__________________________________________________

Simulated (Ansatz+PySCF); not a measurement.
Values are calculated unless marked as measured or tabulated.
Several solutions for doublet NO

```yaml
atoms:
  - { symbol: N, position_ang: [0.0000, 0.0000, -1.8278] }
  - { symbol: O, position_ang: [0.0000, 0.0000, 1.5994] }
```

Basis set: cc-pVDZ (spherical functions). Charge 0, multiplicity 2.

__________________________________________________

Repeat the records above in full, word for word.

[Task solution]
Simulated (Ansatz+PySCF); not a measurement.
Values are calculated unless marked as measured or tabulated.
Several solutions for doublet NO

```yaml
atoms:
  - { symbol: N, position_ang: [0.0000, 0.0000, -1.8278] }
  - { symbol: O, position_ang: [0.0000, 0.0000, 1.5994] }
```

Basis set: cc-pVDZ (spherical functions). Charge 0, multiplicity 2.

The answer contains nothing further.